[RECORD EXTRACTS — start]
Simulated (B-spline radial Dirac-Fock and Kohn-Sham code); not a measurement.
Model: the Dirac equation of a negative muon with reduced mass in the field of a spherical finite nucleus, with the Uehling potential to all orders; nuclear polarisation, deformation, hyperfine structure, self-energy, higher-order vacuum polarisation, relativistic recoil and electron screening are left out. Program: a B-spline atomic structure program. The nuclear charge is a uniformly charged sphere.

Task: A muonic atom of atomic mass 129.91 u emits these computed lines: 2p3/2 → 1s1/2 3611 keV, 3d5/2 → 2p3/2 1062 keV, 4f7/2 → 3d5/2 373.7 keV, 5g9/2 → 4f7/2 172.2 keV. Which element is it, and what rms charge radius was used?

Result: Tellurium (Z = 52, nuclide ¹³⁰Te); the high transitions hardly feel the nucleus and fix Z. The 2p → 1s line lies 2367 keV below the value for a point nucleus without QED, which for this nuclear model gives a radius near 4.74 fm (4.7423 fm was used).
[RECORD EXTRACTS — finish]

_WORK TASK_
What is wanted is every line from the first line of the entries through the line that contains "Task: A muonic", given again exactly.

_RESPONSE AREA_
Simulated (B-spline radial Dirac-Fock and Kohn-Sham code); not a measurement.
Model: the Dirac equation of a negative muon with reduced mass in the field of a spherical finite nucleus, with the Uehling potential to all orders; nuclear polarisation, deformation, hyperfine structure, self-energy, higher-order vacuum polarisation, relativistic recoil and electron screening are left out. Program: a B-spline atomic structure program. The nuclear charge is a uniformly charged sphere.

Task: A muonic atom of atomic mass 129.91 u emits these computed lines: 2p3/2 → 1s1/2 3611 keV, 3d5/2 → 2p3/2 1062 keV, 4f7/2 → 3d5/2 373.7 keV, 5g9/2 → 4f7/2 172.2 keV. Which element is it, and what rms charge radius was used?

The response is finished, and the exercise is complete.